*TASK ITEM*. Every record must be restated exactly as written.

*DATA FOR ANALYSIS*.
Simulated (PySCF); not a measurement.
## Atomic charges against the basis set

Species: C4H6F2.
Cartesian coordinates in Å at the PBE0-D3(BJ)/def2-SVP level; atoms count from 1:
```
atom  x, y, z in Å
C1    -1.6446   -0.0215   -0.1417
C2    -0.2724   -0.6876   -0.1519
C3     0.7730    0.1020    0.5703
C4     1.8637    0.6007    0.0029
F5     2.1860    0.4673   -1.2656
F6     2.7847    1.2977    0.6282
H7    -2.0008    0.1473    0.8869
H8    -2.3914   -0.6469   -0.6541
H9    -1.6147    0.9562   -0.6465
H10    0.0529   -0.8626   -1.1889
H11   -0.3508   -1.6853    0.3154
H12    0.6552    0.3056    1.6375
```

*WRITTEN ANSWER*.
Simulated (PySCF); not a measurement.
## Atomic charges against the basis set

Species: C4H6F2.
Cartesian coordinates in Å at the PBE0-D3(BJ)/def2-SVP level; atoms count from 1:
```
atom  x, y, z in Å
C1    -1.6446   -0.0215   -0.1417
C2    -0.2724   -0.6876   -0.1519
C3     0.7730    0.1020    0.5703
C4     1.8637    0.6007    0.0029
F5     2.1860    0.4673   -1.2656
F6     2.7847    1.2977    0.6282
H7    -2.0008    0.1473    0.8869
H8    -2.3914   -0.6469   -0.6541
H9    -1.6147    0.9562   -0.6465
H10    0.0529   -0.8626   -1.1889
H11   -0.3508   -1.6853    0.3154
H12    0.6552    0.3056    1.6375
```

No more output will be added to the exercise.